▸ Recorded information
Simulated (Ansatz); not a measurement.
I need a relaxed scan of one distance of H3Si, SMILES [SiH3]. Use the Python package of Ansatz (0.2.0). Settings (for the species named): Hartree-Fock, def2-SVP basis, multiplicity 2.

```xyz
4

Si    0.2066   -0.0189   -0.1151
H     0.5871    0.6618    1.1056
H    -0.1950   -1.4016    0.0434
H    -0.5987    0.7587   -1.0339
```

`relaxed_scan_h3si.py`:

▸ Action item
Each of the records above is to be reproduced word for word.

▸ Answer section
Simulated (Ansatz); not a measurement.
I need a relaxed scan of one distance of H3Si, SMILES [SiH3]. Use the Python package of Ansatz (0.2.0). Settings (for the species named): Hartree-Fock, def2-SVP basis, multiplicity 2.

```xyz
4

Si    0.2066   -0.0189   -0.1151
H     0.5871    0.6618    1.1056
H    -0.1950   -1.4016    0.0434
H    -0.5987    0.7587   -1.0339
```

`relaxed_scan_h3si.py`:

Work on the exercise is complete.